**Assignment:** The lines to repeat are those below from the one containing "Lines to be" down to the one containing "Question: Order the", both included; reproduce them exactly and nothing else.

[Start of Attachment]

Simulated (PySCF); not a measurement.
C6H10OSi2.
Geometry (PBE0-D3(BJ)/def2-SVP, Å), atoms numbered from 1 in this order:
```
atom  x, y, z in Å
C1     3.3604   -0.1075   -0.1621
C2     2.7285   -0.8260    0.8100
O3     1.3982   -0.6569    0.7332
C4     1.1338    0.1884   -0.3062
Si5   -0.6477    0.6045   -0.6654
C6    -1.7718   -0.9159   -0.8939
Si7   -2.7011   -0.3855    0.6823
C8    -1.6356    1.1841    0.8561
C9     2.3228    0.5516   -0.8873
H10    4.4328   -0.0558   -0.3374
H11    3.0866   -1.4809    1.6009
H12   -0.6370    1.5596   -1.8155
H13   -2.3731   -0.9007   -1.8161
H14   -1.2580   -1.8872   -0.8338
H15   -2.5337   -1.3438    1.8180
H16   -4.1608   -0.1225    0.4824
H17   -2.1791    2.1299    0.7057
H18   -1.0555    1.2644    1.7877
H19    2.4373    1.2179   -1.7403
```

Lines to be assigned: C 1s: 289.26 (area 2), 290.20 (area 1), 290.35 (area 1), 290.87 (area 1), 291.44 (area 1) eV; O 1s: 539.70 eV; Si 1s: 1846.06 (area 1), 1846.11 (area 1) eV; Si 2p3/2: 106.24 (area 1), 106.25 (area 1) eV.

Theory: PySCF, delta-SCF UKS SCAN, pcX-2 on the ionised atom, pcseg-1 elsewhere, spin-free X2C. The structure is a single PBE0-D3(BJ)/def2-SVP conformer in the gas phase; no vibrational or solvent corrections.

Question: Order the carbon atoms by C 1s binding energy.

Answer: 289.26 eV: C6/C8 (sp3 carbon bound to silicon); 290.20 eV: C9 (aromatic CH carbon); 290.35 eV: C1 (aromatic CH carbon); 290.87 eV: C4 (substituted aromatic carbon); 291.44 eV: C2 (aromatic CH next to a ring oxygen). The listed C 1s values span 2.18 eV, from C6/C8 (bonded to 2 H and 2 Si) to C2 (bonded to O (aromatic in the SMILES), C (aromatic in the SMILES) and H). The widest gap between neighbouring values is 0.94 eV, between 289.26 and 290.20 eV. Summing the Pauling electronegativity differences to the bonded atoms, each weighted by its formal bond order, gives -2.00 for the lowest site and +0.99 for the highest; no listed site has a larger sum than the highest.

[End of Attachment]

**Response:**
Lines to be assigned: C 1s: 289.26 (area 2), 290.20 (area 1), 290.35 (area 1), 290.87 (area 1), 291.44 (area 1) eV; O 1s: 539.70 eV; Si 1s: 1846.06 (area 1), 1846.11 (area 1) eV; Si 2p3/2: 106.24 (area 1), 106.25 (area 1) eV.

Theory: PySCF, delta-SCF UKS SCAN, pcX-2 on the ionised atom, pcseg-1 elsewhere, spin-free X2C. The structure is a single PBE0-D3(BJ)/def2-SVP conformer in the gas phase; no vibrational or solvent corrections.

Question: Order the carbon atoms by C 1s binding energy.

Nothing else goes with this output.